▶ STUDY MATERIAL
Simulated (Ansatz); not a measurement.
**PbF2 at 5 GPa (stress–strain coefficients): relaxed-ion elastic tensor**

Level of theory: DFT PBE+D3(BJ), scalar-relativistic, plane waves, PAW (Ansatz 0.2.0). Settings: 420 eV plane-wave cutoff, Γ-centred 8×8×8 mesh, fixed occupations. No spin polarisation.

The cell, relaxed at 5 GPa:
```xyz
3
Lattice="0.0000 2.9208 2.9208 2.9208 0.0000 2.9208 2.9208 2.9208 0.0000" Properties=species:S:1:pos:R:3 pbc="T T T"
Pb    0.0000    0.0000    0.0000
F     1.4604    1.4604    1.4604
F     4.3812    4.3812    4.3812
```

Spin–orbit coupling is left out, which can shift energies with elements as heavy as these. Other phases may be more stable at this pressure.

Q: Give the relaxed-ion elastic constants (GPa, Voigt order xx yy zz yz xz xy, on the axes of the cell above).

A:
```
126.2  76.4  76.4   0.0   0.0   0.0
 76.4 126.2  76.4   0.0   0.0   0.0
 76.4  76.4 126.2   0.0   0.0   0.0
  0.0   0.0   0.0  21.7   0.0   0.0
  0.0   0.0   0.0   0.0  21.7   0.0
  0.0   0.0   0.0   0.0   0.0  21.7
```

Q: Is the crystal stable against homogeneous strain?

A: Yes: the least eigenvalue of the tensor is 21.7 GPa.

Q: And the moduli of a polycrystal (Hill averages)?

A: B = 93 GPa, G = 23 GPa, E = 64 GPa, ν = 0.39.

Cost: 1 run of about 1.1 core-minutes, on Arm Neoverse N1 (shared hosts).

▶ WORK INSTRUCTION
Transcribe the lines from the first line of the records through the line that contains "A: Yes: the", both included, and add nothing else.

▶ ANSWER AREA
Simulated (Ansatz); not a measurement.
**PbF2 at 5 GPa (stress–strain coefficients): relaxed-ion elastic tensor**

Level of theory: DFT PBE+D3(BJ), scalar-relativistic, plane waves, PAW (Ansatz 0.2.0). Settings: 420 eV plane-wave cutoff, Γ-centred 8×8×8 mesh, fixed occupations. No spin polarisation.

The cell, relaxed at 5 GPa:
```xyz
3
Lattice="0.0000 2.9208 2.9208 2.9208 0.0000 2.9208 2.9208 2.9208 0.0000" Properties=species:S:1:pos:R:3 pbc="T T T"
Pb    0.0000    0.0000    0.0000
F     1.4604    1.4604    1.4604
F     4.3812    4.3812    4.3812
```

Spin–orbit coupling is left out, which can shift energies with elements as heavy as these. Other phases may be more stable at this pressure.

Q: Give the relaxed-ion elastic constants (GPa, Voigt order xx yy zz yz xz xy, on the axes of the cell above).

A:
```
126.2  76.4  76.4   0.0   0.0   0.0
 76.4 126.2  76.4   0.0   0.0   0.0
 76.4  76.4 126.2   0.0   0.0   0.0
  0.0   0.0   0.0  21.7   0.0   0.0
  0.0   0.0   0.0   0.0  21.7   0.0
  0.0   0.0   0.0   0.0   0.0  21.7
```

Q: Is the crystal stable against homogeneous strain?

A: Yes: the least eigenvalue of the tensor is 21.7 GPa.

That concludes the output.